Required action => When you reach the line containing "This relaxed cell" in the entries below, begin reproducing lines exactly, and stop once the line containing "Solution. Least squares" is done.

══════
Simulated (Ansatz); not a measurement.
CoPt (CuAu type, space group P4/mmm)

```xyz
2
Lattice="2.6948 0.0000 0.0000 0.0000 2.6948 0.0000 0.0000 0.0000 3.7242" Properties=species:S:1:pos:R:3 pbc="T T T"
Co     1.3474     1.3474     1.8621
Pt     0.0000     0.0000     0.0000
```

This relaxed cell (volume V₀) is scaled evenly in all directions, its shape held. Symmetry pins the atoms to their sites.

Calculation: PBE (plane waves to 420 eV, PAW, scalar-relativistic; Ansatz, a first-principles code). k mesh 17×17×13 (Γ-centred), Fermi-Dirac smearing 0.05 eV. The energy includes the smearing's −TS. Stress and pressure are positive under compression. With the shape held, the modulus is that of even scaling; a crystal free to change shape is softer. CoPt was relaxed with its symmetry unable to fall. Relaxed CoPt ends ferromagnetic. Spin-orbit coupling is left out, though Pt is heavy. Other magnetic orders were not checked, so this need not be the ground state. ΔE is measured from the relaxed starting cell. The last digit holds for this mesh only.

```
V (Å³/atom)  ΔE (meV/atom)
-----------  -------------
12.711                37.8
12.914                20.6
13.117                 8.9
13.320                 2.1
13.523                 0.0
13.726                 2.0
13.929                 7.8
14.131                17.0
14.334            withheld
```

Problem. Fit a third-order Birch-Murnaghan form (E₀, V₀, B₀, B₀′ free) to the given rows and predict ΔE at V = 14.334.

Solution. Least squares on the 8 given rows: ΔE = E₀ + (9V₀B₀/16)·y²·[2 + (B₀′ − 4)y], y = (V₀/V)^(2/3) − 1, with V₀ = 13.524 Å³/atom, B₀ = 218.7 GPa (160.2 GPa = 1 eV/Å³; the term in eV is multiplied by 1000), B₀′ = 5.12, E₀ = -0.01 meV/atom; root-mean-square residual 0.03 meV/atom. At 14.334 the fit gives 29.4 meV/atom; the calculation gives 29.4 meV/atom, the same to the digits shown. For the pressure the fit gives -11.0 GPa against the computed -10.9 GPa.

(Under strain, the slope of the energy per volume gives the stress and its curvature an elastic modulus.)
══════

Task response =>
This relaxed cell (volume V₀) is scaled evenly in all directions, its shape held. Symmetry pins the atoms to their sites.

Calculation: PBE (plane waves to 420 eV, PAW, scalar-relativistic; Ansatz, a first-principles code). k mesh 17×17×13 (Γ-centred), Fermi-Dirac smearing 0.05 eV. The energy includes the smearing's −TS. Stress and pressure are positive under compression. With the shape held, the modulus is that of even scaling; a crystal free to change shape is softer. CoPt was relaxed with its symmetry unable to fall. Relaxed CoPt ends ferromagnetic. Spin-orbit coupling is left out, though Pt is heavy. Other magnetic orders were not checked, so this need not be the ground state. ΔE is measured from the relaxed starting cell. The last digit holds for this mesh only.

```
V (Å³/atom)  ΔE (meV/atom)
-----------  -------------
12.711                37.8
12.914                20.6
13.117                 8.9
13.320                 2.1
13.523                 0.0
13.726                 2.0
13.929                 7.8
14.131                17.0
14.334            withheld
```

Problem. Fit a third-order Birch-Murnaghan form (E₀, V₀, B₀, B₀′ free) to the given rows and predict ΔE at V = 14.334.

Solution. Least squares on the 8 given rows: ΔE = E₀ + (9V₀B₀/16)·y²·[2 + (B₀′ − 4)y], y = (V₀/V)^(2/3) − 1, with V₀ = 13.524 Å³/atom, B₀ = 218.7 GPa (160.2 GPa = 1 eV/Å³; the term in eV is multiplied by 1000), B₀′ = 5.12, E₀ = -0.01 meV/atom; root-mean-square residual 0.03 meV/atom. At 14.334 the fit gives 29.4 meV/atom; the calculation gives 29.4 meV/atom, the same to the digits shown. For the pressure the fit gives -11.0 GPa against the computed -10.9 GPa.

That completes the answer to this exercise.